===== Material supplied
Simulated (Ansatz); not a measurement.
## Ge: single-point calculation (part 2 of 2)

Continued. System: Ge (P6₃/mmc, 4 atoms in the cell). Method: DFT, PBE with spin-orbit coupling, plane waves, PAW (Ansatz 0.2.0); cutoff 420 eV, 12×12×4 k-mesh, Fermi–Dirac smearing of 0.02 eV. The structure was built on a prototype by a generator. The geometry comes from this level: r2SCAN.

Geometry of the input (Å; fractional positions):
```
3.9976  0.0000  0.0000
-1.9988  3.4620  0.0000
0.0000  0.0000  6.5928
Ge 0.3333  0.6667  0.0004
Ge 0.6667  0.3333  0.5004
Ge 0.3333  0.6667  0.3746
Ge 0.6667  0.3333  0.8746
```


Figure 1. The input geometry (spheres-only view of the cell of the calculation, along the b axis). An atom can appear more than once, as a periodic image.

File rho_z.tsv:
==========

:: Action item ::
For this exercise, please output exactly the lines above starting at the line with "Geometry of the" and ending at the line with "Figure 1. The", ends included.

:: Exercise solution ::
Geometry of the input (Å; fractional positions):
```
3.9976  0.0000  0.0000
-1.9988  3.4620  0.0000
0.0000  0.0000  6.5928
Ge 0.3333  0.6667  0.0004
Ge 0.6667  0.3333  0.5004
Ge 0.3333  0.6667  0.3746
Ge 0.6667  0.3333  0.8746
```


Figure 1. The input geometry (spheres-only view of the cell of the calculation, along the b axis). An atom can appear more than once, as a periodic image.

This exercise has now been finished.